^^^^

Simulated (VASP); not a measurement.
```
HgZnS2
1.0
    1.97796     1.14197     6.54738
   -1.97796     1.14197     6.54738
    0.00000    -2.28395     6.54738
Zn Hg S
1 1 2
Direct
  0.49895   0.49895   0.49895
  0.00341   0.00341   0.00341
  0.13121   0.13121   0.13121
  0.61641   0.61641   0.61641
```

^^^^

## EXERCISE
Transcribe each entry. Leave nothing out.

## YOUR SOLUTION
Simulated (VASP); not a measurement.
```
HgZnS2
1.0
    1.97796     1.14197     6.54738
   -1.97796     1.14197     6.54738
    0.00000    -2.28395     6.54738
Zn Hg S
1 1 2
Direct
  0.49895   0.49895   0.49895
  0.00341   0.00341   0.00341
  0.13121   0.13121   0.13121
  0.61641   0.61641   0.61641
```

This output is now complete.